**Work task**
A verbatim copy of the listing is the expected output.

**Stored data**
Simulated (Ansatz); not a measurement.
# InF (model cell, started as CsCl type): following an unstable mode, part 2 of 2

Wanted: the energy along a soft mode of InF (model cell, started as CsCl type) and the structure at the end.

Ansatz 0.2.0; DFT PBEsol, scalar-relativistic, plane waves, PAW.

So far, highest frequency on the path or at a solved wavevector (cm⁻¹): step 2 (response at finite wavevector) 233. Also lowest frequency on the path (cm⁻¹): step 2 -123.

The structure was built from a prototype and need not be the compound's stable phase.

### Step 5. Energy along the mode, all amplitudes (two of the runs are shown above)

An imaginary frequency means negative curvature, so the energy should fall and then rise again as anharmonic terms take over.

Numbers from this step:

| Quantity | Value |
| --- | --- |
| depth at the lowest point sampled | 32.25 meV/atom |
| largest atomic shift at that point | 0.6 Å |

**Answer section**
Simulated (Ansatz); not a measurement.
# InF (model cell, started as CsCl type): following an unstable mode, part 2 of 2

Wanted: the energy along a soft mode of InF (model cell, started as CsCl type) and the structure at the end.

Ansatz 0.2.0; DFT PBEsol, scalar-relativistic, plane waves, PAW.

So far, highest frequency on the path or at a solved wavevector (cm⁻¹): step 2 (response at finite wavevector) 233. Also lowest frequency on the path (cm⁻¹): step 2 -123.

The structure was built from a prototype and need not be the compound's stable phase.

### Step 5. Energy along the mode, all amplitudes (two of the runs are shown above)

An imaginary frequency means negative curvature, so the energy should fall and then rise again as anharmonic terms take over.

Numbers from this step:

| Quantity | Value |
| --- | --- |
| depth at the lowest point sampled | 32.25 meV/atom |
| largest atomic shift at that point | 0.6 Å |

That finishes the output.